BRIEF
Give back the full set of entries that follows, exactly as written.

DATASET
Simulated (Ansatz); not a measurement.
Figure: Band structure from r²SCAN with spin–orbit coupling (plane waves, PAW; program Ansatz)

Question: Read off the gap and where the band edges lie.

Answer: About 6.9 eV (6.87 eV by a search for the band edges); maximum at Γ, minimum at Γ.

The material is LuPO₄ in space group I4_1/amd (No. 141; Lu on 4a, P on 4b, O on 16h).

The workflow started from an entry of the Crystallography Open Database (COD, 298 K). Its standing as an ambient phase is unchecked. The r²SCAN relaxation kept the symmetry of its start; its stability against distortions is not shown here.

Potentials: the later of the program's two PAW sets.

WORKED SOLUTION
Simulated (Ansatz); not a measurement.
Figure: Band structure from r²SCAN with spin–orbit coupling (plane waves, PAW; program Ansatz)

Question: Read off the gap and where the band edges lie.

Answer: About 6.9 eV (6.87 eV by a search for the band edges); maximum at Γ, minimum at Γ.

The material is LuPO₄ in space group I4_1/amd (No. 141; Lu on 4a, P on 4b, O on 16h).

The workflow started from an entry of the Crystallography Open Database (COD, 298 K). Its standing as an ambient phase is unchecked. The r²SCAN relaxation kept the symmetry of its start; its stability against distortions is not shown here.

Potentials: the later of the program's two PAW sets.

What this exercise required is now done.